━━ DATASET ━━

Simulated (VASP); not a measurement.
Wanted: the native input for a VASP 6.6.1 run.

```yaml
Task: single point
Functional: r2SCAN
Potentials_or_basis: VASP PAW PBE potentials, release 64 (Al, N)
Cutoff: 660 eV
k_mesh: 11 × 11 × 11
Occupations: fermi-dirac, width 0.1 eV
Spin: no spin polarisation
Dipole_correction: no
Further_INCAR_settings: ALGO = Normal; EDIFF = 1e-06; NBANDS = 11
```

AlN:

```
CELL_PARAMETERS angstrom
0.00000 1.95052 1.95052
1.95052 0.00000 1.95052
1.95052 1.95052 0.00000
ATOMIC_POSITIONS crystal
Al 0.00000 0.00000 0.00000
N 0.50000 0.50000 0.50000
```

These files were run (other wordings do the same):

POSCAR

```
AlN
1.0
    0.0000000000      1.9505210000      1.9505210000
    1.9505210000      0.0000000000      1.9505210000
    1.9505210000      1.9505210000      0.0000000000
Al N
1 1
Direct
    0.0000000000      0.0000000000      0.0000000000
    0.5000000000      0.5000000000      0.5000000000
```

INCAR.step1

━━━

### ASSIGNED TASK
Every record above is to be copied exactly.

### RESULT
Simulated (VASP); not a measurement.
Wanted: the native input for a VASP 6.6.1 run.

```yaml
Task: single point
Functional: r2SCAN
Potentials_or_basis: VASP PAW PBE potentials, release 64 (Al, N)
Cutoff: 660 eV
k_mesh: 11 × 11 × 11
Occupations: fermi-dirac, width 0.1 eV
Spin: no spin polarisation
Dipole_correction: no
Further_INCAR_settings: ALGO = Normal; EDIFF = 1e-06; NBANDS = 11
```

AlN:

```
CELL_PARAMETERS angstrom
0.00000 1.95052 1.95052
1.95052 0.00000 1.95052
1.95052 1.95052 0.00000
ATOMIC_POSITIONS crystal
Al 0.00000 0.00000 0.00000
N 0.50000 0.50000 0.50000
```

These files were run (other wordings do the same):

POSCAR

```
AlN
1.0
    0.0000000000      1.9505210000      1.9505210000
    1.9505210000      0.0000000000      1.9505210000
    1.9505210000      1.9505210000      0.0000000000
Al N
1 1
Direct
    0.0000000000      0.0000000000      0.0000000000
    0.5000000000      0.5000000000      0.5000000000
```

INCAR.step1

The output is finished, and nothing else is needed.